Brief: In the listing beneath this line, copy exactly the lines starting with the one containing "## One structure" and going on through the one containing "Gaps are read on the mesh.".

<<<<

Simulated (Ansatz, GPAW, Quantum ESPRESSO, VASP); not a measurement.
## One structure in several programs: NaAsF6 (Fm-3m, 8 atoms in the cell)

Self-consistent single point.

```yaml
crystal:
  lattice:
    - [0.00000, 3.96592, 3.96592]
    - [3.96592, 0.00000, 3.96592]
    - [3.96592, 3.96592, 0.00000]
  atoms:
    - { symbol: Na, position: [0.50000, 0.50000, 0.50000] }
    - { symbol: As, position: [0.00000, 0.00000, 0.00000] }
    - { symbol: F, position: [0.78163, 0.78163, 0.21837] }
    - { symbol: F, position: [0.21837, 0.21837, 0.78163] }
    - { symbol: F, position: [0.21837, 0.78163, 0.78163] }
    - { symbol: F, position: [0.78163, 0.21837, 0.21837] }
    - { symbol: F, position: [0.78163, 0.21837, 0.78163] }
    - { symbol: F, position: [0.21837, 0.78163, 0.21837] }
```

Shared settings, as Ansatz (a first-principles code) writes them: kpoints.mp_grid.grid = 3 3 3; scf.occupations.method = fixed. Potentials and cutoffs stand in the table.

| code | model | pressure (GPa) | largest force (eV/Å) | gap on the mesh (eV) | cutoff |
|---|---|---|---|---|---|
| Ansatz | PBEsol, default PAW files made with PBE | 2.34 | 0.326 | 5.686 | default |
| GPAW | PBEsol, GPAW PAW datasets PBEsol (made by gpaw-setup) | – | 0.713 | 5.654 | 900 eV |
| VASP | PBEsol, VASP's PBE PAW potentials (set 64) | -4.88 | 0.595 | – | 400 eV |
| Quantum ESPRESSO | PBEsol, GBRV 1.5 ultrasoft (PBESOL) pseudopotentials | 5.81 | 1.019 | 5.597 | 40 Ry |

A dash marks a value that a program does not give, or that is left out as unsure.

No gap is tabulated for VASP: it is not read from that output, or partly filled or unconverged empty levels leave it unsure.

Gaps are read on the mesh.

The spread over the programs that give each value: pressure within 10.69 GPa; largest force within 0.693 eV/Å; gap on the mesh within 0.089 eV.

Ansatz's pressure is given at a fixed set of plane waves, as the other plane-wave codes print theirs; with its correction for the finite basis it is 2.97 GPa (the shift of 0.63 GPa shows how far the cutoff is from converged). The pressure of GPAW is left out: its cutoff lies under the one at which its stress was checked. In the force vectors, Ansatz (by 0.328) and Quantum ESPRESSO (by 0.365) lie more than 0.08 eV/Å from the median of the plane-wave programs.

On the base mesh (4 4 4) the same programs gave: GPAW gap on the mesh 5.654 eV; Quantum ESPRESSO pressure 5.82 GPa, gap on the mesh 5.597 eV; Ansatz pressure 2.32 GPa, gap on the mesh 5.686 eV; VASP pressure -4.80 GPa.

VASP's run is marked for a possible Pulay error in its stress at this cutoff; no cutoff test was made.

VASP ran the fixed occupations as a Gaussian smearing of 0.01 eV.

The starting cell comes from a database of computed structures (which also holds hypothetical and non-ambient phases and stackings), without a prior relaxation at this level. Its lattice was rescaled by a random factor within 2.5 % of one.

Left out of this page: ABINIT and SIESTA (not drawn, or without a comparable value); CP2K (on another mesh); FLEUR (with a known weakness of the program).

>>>>

Task solution:
## One structure in several programs: NaAsF6 (Fm-3m, 8 atoms in the cell)

Self-consistent single point.

```yaml
crystal:
  lattice:
    - [0.00000, 3.96592, 3.96592]
    - [3.96592, 0.00000, 3.96592]
    - [3.96592, 3.96592, 0.00000]
  atoms:
    - { symbol: Na, position: [0.50000, 0.50000, 0.50000] }
    - { symbol: As, position: [0.00000, 0.00000, 0.00000] }
    - { symbol: F, position: [0.78163, 0.78163, 0.21837] }
    - { symbol: F, position: [0.21837, 0.21837, 0.78163] }
    - { symbol: F, position: [0.21837, 0.78163, 0.78163] }
    - { symbol: F, position: [0.78163, 0.21837, 0.21837] }
    - { symbol: F, position: [0.78163, 0.21837, 0.78163] }
    - { symbol: F, position: [0.21837, 0.78163, 0.21837] }
```

Shared settings, as Ansatz (a first-principles code) writes them: kpoints.mp_grid.grid = 3 3 3; scf.occupations.method = fixed. Potentials and cutoffs stand in the table.

| code | model | pressure (GPa) | largest force (eV/Å) | gap on the mesh (eV) | cutoff |
|---|---|---|---|---|---|
| Ansatz | PBEsol, default PAW files made with PBE | 2.34 | 0.326 | 5.686 | default |
| GPAW | PBEsol, GPAW PAW datasets PBEsol (made by gpaw-setup) | – | 0.713 | 5.654 | 900 eV |
| VASP | PBEsol, VASP's PBE PAW potentials (set 64) | -4.88 | 0.595 | – | 400 eV |
| Quantum ESPRESSO | PBEsol, GBRV 1.5 ultrasoft (PBESOL) pseudopotentials | 5.81 | 1.019 | 5.597 | 40 Ry |

A dash marks a value that a program does not give, or that is left out as unsure.

No gap is tabulated for VASP: it is not read from that output, or partly filled or unconverged empty levels leave it unsure.

Gaps are read on the mesh.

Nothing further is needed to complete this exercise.